• • • •

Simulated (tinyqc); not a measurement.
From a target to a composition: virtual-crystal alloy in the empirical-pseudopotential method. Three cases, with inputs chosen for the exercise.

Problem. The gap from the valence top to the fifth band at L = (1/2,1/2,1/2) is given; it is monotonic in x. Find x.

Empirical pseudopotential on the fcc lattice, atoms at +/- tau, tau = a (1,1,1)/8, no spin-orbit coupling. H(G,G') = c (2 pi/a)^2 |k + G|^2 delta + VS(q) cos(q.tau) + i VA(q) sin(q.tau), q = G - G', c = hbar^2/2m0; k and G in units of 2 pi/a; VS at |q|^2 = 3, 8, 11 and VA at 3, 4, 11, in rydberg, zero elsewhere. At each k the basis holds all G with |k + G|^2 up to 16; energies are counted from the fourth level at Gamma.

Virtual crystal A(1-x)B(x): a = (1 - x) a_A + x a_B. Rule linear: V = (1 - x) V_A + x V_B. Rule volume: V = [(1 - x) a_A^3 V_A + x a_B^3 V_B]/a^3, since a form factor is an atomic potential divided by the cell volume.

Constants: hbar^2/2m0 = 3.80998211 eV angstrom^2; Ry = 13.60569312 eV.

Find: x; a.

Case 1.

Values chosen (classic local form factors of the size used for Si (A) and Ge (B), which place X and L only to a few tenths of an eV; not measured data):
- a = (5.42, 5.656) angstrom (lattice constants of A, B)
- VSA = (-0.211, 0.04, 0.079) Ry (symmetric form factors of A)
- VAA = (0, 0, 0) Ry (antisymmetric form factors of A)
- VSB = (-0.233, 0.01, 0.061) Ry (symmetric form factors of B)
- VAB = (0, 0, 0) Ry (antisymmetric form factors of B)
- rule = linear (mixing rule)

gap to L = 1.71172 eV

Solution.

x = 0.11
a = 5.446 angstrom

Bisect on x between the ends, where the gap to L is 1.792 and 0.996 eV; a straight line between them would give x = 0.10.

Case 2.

• • • •

> [Work request] From the first line above through the line that contains "Empirical pseudopotential on", quote each line exactly. Output nothing more.

> [Your response]
Simulated (tinyqc); not a measurement.
From a target to a composition: virtual-crystal alloy in the empirical-pseudopotential method. Three cases, with inputs chosen for the exercise.

Problem. The gap from the valence top to the fifth band at L = (1/2,1/2,1/2) is given; it is monotonic in x. Find x.

Empirical pseudopotential on the fcc lattice, atoms at +/- tau, tau = a (1,1,1)/8, no spin-orbit coupling. H(G,G') = c (2 pi/a)^2 |k + G|^2 delta + VS(q) cos(q.tau) + i VA(q) sin(q.tau), q = G - G', c = hbar^2/2m0; k and G in units of 2 pi/a; VS at |q|^2 = 3, 8, 11 and VA at 3, 4, 11, in rydberg, zero elsewhere. At each k the basis holds all G with |k + G|^2 up to 16; energies are counted from the fourth level at Gamma.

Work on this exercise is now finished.